● Work request:
For every record here, output an exact copy.

========================
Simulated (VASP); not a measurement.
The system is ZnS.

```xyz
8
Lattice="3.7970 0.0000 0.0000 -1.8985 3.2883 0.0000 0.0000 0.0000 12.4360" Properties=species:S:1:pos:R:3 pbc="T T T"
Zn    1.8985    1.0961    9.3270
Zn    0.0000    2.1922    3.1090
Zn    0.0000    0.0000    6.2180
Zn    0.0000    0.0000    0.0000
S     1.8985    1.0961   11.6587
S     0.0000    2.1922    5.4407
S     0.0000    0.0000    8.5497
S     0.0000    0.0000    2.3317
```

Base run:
========================

● Task output:
Simulated (VASP); not a measurement.
The system is ZnS.

```xyz
8
Lattice="3.7970 0.0000 0.0000 -1.8985 3.2883 0.0000 0.0000 0.0000 12.4360" Properties=species:S:1:pos:R:3 pbc="T T T"
Zn    1.8985    1.0961    9.3270
Zn    0.0000    2.1922    3.1090
Zn    0.0000    0.0000    6.2180
Zn    0.0000    0.0000    0.0000
S     1.8985    1.0961   11.6587
S     0.0000    2.1922    5.4407
S     0.0000    0.0000    8.5497
S     0.0000    0.0000    2.3317
```

Base run:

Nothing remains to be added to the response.